■ WORK ITEM
The lines to repeat are those below from the one containing "Spectrum 3. 1H" down to the one containing "- Spectrum 1", both included; reproduce them exactly and nothing else.

:: RECORDED DATA ::

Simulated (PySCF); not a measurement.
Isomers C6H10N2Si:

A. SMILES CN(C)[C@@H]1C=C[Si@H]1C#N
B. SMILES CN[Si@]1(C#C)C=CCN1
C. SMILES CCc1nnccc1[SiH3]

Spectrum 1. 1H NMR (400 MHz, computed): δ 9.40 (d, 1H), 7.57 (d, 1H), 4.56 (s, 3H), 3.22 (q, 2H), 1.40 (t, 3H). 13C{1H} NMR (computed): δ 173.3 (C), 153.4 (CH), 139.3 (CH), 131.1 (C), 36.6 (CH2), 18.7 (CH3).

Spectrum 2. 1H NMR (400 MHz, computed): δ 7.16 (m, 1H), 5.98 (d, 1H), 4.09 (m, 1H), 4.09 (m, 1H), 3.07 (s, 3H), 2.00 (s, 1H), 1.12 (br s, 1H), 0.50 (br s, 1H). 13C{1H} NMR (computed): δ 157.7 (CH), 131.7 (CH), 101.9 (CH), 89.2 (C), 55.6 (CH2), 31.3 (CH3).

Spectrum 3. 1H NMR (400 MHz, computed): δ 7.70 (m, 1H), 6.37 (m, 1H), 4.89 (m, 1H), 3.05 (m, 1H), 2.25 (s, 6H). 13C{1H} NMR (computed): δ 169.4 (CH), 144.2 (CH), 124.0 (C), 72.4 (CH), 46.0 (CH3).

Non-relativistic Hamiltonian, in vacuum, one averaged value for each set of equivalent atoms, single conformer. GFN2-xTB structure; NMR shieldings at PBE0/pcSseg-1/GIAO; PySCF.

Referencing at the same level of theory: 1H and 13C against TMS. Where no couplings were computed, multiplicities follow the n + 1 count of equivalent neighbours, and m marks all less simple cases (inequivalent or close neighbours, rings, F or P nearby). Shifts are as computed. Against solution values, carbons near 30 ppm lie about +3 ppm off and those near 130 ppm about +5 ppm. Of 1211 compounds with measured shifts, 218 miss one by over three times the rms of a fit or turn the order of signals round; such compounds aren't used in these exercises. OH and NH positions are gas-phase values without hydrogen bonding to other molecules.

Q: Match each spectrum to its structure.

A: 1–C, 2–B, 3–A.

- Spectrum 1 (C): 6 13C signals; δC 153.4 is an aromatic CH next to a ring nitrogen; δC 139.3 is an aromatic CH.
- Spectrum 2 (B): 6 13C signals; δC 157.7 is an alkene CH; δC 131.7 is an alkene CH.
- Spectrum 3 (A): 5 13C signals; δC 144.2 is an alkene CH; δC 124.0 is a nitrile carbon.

:::

■ WRITTEN SOLUTION
Spectrum 3. 1H NMR (400 MHz, computed): δ 7.70 (m, 1H), 6.37 (m, 1H), 4.89 (m, 1H), 3.05 (m, 1H), 2.25 (s, 6H). 13C{1H} NMR (computed): δ 169.4 (CH), 144.2 (CH), 124.0 (C), 72.4 (CH), 46.0 (CH3).

Non-relativistic Hamiltonian, in vacuum, one averaged value for each set of equivalent atoms, single conformer. GFN2-xTB structure; NMR shieldings at PBE0/pcSseg-1/GIAO; PySCF.

Referencing at the same level of theory: 1H and 13C against TMS. Where no couplings were computed, multiplicities follow the n + 1 count of equivalent neighbours, and m marks all less simple cases (inequivalent or close neighbours, rings, F or P nearby). Shifts are as computed. Against solution values, carbons near 30 ppm lie about +3 ppm off and those near 130 ppm about +5 ppm. Of 1211 compounds with measured shifts, 218 miss one by over three times the rms of a fit or turn the order of signals round; such compounds aren't used in these exercises. OH and NH positions are gas-phase values without hydrogen bonding to other molecules.

Q: Match each spectrum to its structure.

A: 1–C, 2–B, 3–A.

- Spectrum 1 (C): 6 13C signals; δC 153.4 is an aromatic CH next to a ring nitrogen; δC 139.3 is an aromatic CH.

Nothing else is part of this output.